## Provided records
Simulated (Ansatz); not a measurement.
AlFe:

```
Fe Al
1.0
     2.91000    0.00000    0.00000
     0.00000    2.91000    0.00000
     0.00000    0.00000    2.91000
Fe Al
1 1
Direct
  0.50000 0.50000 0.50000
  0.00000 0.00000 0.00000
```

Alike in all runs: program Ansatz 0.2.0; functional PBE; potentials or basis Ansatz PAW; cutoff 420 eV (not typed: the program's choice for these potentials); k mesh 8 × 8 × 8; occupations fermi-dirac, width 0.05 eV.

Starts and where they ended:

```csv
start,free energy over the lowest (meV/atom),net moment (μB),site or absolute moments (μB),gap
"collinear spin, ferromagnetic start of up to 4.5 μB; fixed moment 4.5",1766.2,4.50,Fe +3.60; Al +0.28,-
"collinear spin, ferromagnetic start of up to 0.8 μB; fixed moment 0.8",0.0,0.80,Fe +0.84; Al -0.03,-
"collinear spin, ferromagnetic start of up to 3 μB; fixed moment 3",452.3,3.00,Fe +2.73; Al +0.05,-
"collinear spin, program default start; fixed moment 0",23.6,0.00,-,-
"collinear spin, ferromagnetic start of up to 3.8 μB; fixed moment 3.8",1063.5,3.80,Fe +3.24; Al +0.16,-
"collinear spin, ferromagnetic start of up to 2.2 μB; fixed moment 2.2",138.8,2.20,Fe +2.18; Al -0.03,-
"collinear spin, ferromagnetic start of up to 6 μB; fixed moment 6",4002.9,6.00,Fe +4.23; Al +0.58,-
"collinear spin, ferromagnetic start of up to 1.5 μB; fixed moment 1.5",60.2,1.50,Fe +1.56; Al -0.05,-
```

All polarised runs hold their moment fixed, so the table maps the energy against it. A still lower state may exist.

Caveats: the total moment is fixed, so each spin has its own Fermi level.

## Assignment
Restate the listing word for word, but only from its first line through the line with "All polarised runs", keeping both end lines.

## Answer section
Simulated (Ansatz); not a measurement.
AlFe:

```
Fe Al
1.0
     2.91000    0.00000    0.00000
     0.00000    2.91000    0.00000
     0.00000    0.00000    2.91000
Fe Al
1 1
Direct
  0.50000 0.50000 0.50000
  0.00000 0.00000 0.00000
```

Alike in all runs: program Ansatz 0.2.0; functional PBE; potentials or basis Ansatz PAW; cutoff 420 eV (not typed: the program's choice for these potentials); k mesh 8 × 8 × 8; occupations fermi-dirac, width 0.05 eV.

Starts and where they ended:

```csv
start,free energy over the lowest (meV/atom),net moment (μB),site or absolute moments (μB),gap
"collinear spin, ferromagnetic start of up to 4.5 μB; fixed moment 4.5",1766.2,4.50,Fe +3.60; Al +0.28,-
"collinear spin, ferromagnetic start of up to 0.8 μB; fixed moment 0.8",0.0,0.80,Fe +0.84; Al -0.03,-
"collinear spin, ferromagnetic start of up to 3 μB; fixed moment 3",452.3,3.00,Fe +2.73; Al +0.05,-
"collinear spin, program default start; fixed moment 0",23.6,0.00,-,-
"collinear spin, ferromagnetic start of up to 3.8 μB; fixed moment 3.8",1063.5,3.80,Fe +3.24; Al +0.16,-
"collinear spin, ferromagnetic start of up to 2.2 μB; fixed moment 2.2",138.8,2.20,Fe +2.18; Al -0.03,-
"collinear spin, ferromagnetic start of up to 6 μB; fixed moment 6",4002.9,6.00,Fe +4.23; Al +0.58,-
"collinear spin, ferromagnetic start of up to 1.5 μB; fixed moment 1.5",60.2,1.50,Fe +1.56; Al -0.05,-
```

All polarised runs hold their moment fixed, so the table maps the energy against it. A still lower state may exist.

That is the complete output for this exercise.